» **Brief**: Output the whole listing again, exactly as it reads.

» **Extracted information**:
=====

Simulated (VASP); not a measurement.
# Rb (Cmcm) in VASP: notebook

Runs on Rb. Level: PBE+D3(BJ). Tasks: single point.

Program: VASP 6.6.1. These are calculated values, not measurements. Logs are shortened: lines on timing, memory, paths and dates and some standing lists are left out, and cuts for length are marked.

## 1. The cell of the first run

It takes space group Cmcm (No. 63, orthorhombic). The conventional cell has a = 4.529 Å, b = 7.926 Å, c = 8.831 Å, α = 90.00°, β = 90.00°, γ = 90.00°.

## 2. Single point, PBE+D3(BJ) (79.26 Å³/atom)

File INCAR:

=====

» **Answer box**:
Simulated (VASP); not a measurement.
# Rb (Cmcm) in VASP: notebook

Runs on Rb. Level: PBE+D3(BJ). Tasks: single point.

Program: VASP 6.6.1. These are calculated values, not measurements. Logs are shortened: lines on timing, memory, paths and dates and some standing lists are left out, and cuts for length are marked.

## 1. The cell of the first run

It takes space group Cmcm (No. 63, orthorhombic). The conventional cell has a = 4.529 Å, b = 7.926 Å, c = 8.831 Å, α = 90.00°, β = 90.00°, γ = 90.00°.

## 2. Single point, PBE+D3(BJ) (79.26 Å³/atom)

File INCAR:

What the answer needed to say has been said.